== DATA TO EXAMINE ==
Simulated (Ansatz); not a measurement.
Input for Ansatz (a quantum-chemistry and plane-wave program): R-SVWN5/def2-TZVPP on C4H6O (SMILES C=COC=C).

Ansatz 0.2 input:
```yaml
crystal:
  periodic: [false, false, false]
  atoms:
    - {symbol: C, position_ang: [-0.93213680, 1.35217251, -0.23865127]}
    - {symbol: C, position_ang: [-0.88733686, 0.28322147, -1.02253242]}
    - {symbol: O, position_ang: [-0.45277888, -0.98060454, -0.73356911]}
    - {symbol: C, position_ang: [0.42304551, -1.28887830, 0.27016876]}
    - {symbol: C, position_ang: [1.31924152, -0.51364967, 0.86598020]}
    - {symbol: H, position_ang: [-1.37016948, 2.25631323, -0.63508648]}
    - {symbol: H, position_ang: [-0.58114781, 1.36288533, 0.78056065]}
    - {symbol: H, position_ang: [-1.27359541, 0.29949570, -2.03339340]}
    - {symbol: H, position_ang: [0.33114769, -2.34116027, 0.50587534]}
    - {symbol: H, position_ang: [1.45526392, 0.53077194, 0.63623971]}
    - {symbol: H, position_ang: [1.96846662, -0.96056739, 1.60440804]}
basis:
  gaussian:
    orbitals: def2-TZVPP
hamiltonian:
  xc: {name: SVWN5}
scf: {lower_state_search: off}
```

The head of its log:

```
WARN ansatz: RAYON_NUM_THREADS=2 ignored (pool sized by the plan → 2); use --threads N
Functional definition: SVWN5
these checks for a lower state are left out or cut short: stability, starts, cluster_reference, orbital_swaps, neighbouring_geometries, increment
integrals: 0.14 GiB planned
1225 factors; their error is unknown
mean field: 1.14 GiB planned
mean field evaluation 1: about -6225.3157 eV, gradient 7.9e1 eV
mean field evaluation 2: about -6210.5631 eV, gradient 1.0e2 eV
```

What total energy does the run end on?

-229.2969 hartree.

== ASSIGNED TASK ==
Begin at the first line of the material above. Transcribe each line exactly, ending with the line that contains "What total energy does the run end on?".

== ANSWER SECTION ==
Simulated (Ansatz); not a measurement.
Input for Ansatz (a quantum-chemistry and plane-wave program): R-SVWN5/def2-TZVPP on C4H6O (SMILES C=COC=C).

Ansatz 0.2 input:
```yaml
crystal:
  periodic: [false, false, false]
  atoms:
    - {symbol: C, position_ang: [-0.93213680, 1.35217251, -0.23865127]}
    - {symbol: C, position_ang: [-0.88733686, 0.28322147, -1.02253242]}
    - {symbol: O, position_ang: [-0.45277888, -0.98060454, -0.73356911]}
    - {symbol: C, position_ang: [0.42304551, -1.28887830, 0.27016876]}
    - {symbol: C, position_ang: [1.31924152, -0.51364967, 0.86598020]}
    - {symbol: H, position_ang: [-1.37016948, 2.25631323, -0.63508648]}
    - {symbol: H, position_ang: [-0.58114781, 1.36288533, 0.78056065]}
    - {symbol: H, position_ang: [-1.27359541, 0.29949570, -2.03339340]}
    - {symbol: H, position_ang: [0.33114769, -2.34116027, 0.50587534]}
    - {symbol: H, position_ang: [1.45526392, 0.53077194, 0.63623971]}
    - {symbol: H, position_ang: [1.96846662, -0.96056739, 1.60440804]}
basis:
  gaussian:
    orbitals: def2-TZVPP
hamiltonian:
  xc: {name: SVWN5}
scf: {lower_state_search: off}
```

The head of its log:

```
WARN ansatz: RAYON_NUM_THREADS=2 ignored (pool sized by the plan → 2); use --threads N
Functional definition: SVWN5
these checks for a lower state are left out or cut short: stability, starts, cluster_reference, orbital_swaps, neighbouring_geometries, increment
integrals: 0.14 GiB planned
1225 factors; their error is unknown
mean field: 1.14 GiB planned
mean field evaluation 1: about -6225.3157 eV, gradient 7.9e1 eV
mean field evaluation 2: about -6210.5631 eV, gradient 1.0e2 eV
```

What total energy does the run end on?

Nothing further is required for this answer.